> ASSIGNED TASK
Write the records out once more, exactly as they are given.

[Opening RECORD SET section]

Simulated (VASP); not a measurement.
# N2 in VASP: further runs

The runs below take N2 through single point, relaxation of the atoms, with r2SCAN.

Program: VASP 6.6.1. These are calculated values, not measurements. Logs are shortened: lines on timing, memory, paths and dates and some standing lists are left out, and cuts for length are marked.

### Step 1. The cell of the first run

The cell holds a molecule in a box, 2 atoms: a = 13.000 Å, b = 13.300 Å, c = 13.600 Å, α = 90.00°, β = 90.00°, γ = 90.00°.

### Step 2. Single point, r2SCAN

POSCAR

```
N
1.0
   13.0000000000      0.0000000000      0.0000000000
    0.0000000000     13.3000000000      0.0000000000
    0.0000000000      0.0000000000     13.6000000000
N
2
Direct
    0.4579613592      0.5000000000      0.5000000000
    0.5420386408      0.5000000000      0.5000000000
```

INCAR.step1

[Closing RECORD SET section]

> EXERCISE SOLUTION
Simulated (VASP); not a measurement.
# N2 in VASP: further runs

The runs below take N2 through single point, relaxation of the atoms, with r2SCAN.

Program: VASP 6.6.1. These are calculated values, not measurements. Logs are shortened: lines on timing, memory, paths and dates and some standing lists are left out, and cuts for length are marked.

### Step 1. The cell of the first run

The cell holds a molecule in a box, 2 atoms: a = 13.000 Å, b = 13.300 Å, c = 13.600 Å, α = 90.00°, β = 90.00°, γ = 90.00°.

### Step 2. Single point, r2SCAN

POSCAR

```
N
1.0
   13.0000000000      0.0000000000      0.0000000000
    0.0000000000     13.3000000000      0.0000000000
    0.0000000000      0.0000000000     13.6000000000
N
2
Direct
    0.4579613592      0.5000000000      0.5000000000
    0.5420386408      0.5000000000      0.5000000000
```

INCAR.step1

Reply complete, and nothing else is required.